━━━ THE DATA

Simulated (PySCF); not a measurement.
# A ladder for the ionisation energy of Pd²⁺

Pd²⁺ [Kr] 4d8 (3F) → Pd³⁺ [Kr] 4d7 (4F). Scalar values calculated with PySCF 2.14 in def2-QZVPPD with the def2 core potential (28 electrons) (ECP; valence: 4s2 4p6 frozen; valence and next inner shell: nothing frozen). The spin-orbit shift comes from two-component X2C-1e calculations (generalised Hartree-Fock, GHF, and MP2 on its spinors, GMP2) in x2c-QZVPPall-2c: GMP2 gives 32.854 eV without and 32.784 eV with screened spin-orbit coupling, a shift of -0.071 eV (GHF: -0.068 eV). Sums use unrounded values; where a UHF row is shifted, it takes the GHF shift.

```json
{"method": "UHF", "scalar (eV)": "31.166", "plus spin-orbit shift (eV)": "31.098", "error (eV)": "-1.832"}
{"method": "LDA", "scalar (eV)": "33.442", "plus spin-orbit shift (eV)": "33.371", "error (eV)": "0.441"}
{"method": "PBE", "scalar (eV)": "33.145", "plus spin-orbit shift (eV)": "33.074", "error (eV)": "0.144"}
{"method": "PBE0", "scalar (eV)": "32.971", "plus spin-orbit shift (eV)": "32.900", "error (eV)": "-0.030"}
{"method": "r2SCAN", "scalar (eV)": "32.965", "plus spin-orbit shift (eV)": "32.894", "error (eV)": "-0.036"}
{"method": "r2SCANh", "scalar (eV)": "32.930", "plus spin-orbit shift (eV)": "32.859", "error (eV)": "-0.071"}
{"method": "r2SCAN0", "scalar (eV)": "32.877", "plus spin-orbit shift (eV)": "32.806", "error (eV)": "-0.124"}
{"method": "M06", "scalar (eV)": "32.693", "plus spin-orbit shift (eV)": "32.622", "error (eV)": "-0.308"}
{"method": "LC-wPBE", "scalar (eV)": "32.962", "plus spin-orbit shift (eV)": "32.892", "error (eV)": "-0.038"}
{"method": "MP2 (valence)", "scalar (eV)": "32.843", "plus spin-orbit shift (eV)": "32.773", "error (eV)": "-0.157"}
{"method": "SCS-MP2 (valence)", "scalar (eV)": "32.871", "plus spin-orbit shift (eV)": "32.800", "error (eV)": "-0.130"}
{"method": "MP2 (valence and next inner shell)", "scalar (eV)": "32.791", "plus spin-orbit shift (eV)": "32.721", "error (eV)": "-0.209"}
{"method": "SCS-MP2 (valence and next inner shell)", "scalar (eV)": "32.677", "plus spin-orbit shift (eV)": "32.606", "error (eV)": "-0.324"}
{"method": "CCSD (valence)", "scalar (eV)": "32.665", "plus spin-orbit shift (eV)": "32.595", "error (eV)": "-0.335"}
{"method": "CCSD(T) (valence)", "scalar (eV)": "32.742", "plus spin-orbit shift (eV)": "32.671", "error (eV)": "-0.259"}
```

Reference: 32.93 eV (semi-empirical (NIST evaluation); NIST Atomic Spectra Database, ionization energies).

━━━━━━

Please set down again, word for word, only the lines from the start of the entries through the line with "# A ladder for the ionisation energy of Pd²⁺", both ends included.

-- RESPONSE BOX --
Simulated (PySCF); not a measurement.
# A ladder for the ionisation energy of Pd²⁺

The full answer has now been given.